•••••
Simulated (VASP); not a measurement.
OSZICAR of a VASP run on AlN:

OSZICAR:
•••••

#### Task item
Write out the material above exactly, please, from its first line up to and including the line where "OSZICAR of a" appears, and stop there.

#### Written answer
Simulated (VASP); not a measurement.
OSZICAR of a VASP run on AlN:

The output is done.